(GIVEN ENTRIES begins)

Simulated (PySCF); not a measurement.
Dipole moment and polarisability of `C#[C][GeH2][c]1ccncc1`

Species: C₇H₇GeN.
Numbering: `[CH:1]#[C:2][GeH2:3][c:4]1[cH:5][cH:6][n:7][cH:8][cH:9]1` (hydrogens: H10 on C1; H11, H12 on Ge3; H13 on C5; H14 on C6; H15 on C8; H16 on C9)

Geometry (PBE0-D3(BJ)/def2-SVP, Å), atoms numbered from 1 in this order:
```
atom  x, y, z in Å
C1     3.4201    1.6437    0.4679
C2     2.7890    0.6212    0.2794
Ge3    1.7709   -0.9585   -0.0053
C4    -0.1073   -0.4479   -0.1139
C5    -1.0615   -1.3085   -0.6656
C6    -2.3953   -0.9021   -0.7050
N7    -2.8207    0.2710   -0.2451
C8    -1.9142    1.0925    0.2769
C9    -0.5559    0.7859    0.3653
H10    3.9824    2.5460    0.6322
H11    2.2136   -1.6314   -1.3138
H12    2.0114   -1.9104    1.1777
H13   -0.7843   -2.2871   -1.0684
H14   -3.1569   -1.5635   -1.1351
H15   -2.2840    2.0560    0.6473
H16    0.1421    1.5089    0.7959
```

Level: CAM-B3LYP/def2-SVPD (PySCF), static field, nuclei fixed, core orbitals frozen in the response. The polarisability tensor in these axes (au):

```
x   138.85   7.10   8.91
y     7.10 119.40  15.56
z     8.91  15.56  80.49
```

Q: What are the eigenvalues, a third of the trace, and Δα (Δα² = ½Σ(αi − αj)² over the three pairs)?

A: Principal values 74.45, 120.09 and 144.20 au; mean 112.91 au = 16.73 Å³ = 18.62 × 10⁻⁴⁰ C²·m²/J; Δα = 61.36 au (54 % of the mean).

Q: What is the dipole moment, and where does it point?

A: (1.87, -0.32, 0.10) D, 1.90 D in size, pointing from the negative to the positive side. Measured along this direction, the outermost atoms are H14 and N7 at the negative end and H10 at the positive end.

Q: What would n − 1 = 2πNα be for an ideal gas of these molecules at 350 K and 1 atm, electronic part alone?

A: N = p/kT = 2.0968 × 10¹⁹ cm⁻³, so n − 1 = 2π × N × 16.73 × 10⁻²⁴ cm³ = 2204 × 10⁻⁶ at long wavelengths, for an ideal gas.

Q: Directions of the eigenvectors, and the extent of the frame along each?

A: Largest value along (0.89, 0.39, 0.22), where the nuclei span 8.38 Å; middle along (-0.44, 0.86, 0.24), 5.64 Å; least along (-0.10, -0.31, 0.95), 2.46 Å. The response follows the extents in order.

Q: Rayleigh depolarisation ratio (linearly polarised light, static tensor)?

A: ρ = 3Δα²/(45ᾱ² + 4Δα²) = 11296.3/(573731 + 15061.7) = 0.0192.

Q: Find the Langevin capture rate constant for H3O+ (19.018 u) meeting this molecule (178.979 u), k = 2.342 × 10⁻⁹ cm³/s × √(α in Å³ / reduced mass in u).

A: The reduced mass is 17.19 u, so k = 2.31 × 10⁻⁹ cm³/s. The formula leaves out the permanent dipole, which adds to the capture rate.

(GIVEN ENTRIES ends)

● WORK REQUEST: Set every line down again exactly. Begin with the first line of the entries and finish with the line containing "C8; H16 on C9)".

● TASK ANSWER:
Simulated (PySCF); not a measurement.
Dipole moment and polarisability of `C#[C][GeH2][c]1ccncc1`

Species: C₇H₇GeN.
Numbering: `[CH:1]#[C:2][GeH2:3][c:4]1[cH:5][cH:6][n:7][cH:8][cH:9]1` (hydrogens: H10 on C1; H11, H12 on Ge3; H13 on C5; H14 on C6; H15 on C8; H16 on C9)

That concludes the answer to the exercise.